WORK ORDER
Give back, word for word, the lines in the listing below from the one holding "Crystal: SiC (pbesol)." down to the one holding "Run time: 25", both ends included.

GIVEN DATA
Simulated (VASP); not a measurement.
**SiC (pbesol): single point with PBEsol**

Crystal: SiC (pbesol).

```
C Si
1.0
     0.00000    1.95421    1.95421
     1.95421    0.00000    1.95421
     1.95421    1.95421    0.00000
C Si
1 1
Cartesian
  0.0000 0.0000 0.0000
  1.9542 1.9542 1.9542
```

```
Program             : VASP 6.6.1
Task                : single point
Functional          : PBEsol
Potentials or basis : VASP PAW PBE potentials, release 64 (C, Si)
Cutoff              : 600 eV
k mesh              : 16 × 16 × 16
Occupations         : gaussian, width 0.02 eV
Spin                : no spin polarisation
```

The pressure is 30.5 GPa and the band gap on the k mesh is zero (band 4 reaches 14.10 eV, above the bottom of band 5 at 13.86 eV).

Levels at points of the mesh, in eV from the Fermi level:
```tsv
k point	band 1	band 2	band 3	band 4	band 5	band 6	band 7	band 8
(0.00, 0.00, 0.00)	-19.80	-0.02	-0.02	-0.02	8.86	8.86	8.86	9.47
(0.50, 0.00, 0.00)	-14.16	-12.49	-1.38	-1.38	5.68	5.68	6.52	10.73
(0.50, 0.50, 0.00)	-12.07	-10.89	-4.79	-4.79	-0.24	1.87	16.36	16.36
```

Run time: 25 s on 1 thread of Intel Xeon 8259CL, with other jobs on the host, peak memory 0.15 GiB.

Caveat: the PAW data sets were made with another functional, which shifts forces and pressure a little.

EXERCISE SOLUTION
Crystal: SiC (pbesol).

```
C Si
1.0
     0.00000    1.95421    1.95421
     1.95421    0.00000    1.95421
     1.95421    1.95421    0.00000
C Si
1 1
Cartesian
  0.0000 0.0000 0.0000
  1.9542 1.9542 1.9542
```

```
Program             : VASP 6.6.1
Task                : single point
Functional          : PBEsol
Potentials or basis : VASP PAW PBE potentials, release 64 (C, Si)
Cutoff              : 600 eV
k mesh              : 16 × 16 × 16
Occupations         : gaussian, width 0.02 eV
Spin                : no spin polarisation
```

The pressure is 30.5 GPa and the band gap on the k mesh is zero (band 4 reaches 14.10 eV, above the bottom of band 5 at 13.86 eV).

Levels at points of the mesh, in eV from the Fermi level:
```tsv
k point	band 1	band 2	band 3	band 4	band 5	band 6	band 7	band 8
(0.00, 0.00, 0.00)	-19.80	-0.02	-0.02	-0.02	8.86	8.86	8.86	9.47
(0.50, 0.00, 0.00)	-14.16	-12.49	-1.38	-1.38	5.68	5.68	6.52	10.73
(0.50, 0.50, 0.00)	-12.07	-10.89	-4.79	-4.79	-0.24	1.87	16.36	16.36
```

Run time: 25 s on 1 thread of Intel Xeon 8259CL, with other jobs on the host, peak memory 0.15 GiB.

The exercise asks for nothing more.